- Exercise
Copy the records. Keep every line exactly as it is.

- Dataset extract
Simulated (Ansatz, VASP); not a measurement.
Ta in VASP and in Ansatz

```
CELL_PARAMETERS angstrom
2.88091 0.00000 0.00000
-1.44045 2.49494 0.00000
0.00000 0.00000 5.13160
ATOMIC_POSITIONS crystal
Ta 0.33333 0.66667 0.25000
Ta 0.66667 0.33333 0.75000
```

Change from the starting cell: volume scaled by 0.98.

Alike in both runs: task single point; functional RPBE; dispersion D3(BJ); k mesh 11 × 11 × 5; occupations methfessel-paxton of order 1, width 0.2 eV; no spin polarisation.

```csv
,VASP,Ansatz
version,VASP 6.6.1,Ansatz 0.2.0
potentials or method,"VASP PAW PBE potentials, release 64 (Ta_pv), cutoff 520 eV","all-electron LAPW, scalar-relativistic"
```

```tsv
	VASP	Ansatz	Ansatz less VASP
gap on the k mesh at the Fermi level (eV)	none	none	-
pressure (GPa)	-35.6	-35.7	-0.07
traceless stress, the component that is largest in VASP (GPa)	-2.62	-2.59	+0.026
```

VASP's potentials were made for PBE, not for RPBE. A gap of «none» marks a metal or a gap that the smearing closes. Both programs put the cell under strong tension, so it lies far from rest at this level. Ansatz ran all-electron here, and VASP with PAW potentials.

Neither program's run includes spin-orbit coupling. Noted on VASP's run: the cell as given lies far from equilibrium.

- Worked solution
Simulated (Ansatz, VASP); not a measurement.
Ta in VASP and in Ansatz

```
CELL_PARAMETERS angstrom
2.88091 0.00000 0.00000
-1.44045 2.49494 0.00000
0.00000 0.00000 5.13160
ATOMIC_POSITIONS crystal
Ta 0.33333 0.66667 0.25000
Ta 0.66667 0.33333 0.75000
```

Change from the starting cell: volume scaled by 0.98.

Alike in both runs: task single point; functional RPBE; dispersion D3(BJ); k mesh 11 × 11 × 5; occupations methfessel-paxton of order 1, width 0.2 eV; no spin polarisation.

```csv
,VASP,Ansatz
version,VASP 6.6.1,Ansatz 0.2.0
potentials or method,"VASP PAW PBE potentials, release 64 (Ta_pv), cutoff 520 eV","all-electron LAPW, scalar-relativistic"
```

```tsv
	VASP	Ansatz	Ansatz less VASP
gap on the k mesh at the Fermi level (eV)	none	none	-
pressure (GPa)	-35.6	-35.7	-0.07
traceless stress, the component that is largest in VASP (GPa)	-2.62	-2.59	+0.026
```

VASP's potentials were made for PBE, not for RPBE. A gap of «none» marks a metal or a gap that the smearing closes. Both programs put the cell under strong tension, so it lies far from rest at this level. Ansatz ran all-electron here, and VASP with PAW potentials.

Neither program's run includes spin-orbit coupling. Noted on VASP's run: the cell as given lies far from equilibrium.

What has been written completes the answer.